DATA UNDER STUDY
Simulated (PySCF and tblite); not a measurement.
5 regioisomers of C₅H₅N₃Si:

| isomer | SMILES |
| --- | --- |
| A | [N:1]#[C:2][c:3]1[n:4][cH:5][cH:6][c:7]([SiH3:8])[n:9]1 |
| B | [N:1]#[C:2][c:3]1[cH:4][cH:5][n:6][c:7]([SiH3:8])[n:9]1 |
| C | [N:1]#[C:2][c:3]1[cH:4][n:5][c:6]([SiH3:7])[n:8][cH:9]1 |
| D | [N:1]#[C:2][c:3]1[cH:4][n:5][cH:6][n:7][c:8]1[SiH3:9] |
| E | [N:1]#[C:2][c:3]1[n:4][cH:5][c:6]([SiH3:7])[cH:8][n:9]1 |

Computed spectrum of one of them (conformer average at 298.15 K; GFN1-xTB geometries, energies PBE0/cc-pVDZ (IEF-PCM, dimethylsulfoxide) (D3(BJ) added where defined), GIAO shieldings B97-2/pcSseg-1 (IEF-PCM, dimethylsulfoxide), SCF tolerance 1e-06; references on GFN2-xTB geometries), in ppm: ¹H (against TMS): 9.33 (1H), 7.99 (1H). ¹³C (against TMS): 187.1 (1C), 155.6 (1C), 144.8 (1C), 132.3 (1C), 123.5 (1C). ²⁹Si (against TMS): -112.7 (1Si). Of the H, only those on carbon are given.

ASSIGNMENT
Set down only the lines above that fall between the line holding "5 regioisomers of" and the line holding "E | [N:1]#[C:2][c:3]1[n:4][cH:5][c:6]([SiH3:7])[cH:8][n:9]1 |", inclusive, keeping each exact.

WRITTEN RESPONSE
5 regioisomers of C₅H₅N₃Si:

| isomer | SMILES |
| --- | --- |
| A | [N:1]#[C:2][c:3]1[n:4][cH:5][cH:6][c:7]([SiH3:8])[n:9]1 |
| B | [N:1]#[C:2][c:3]1[cH:4][cH:5][n:6][c:7]([SiH3:8])[n:9]1 |
| C | [N:1]#[C:2][c:3]1[cH:4][n:5][c:6]([SiH3:7])[n:8][cH:9]1 |
| D | [N:1]#[C:2][c:3]1[cH:4][n:5][cH:6][n:7][c:8]1[SiH3:9] |
| E | [N:1]#[C:2][c:3]1[n:4][cH:5][c:6]([SiH3:7])[cH:8][n:9]1 |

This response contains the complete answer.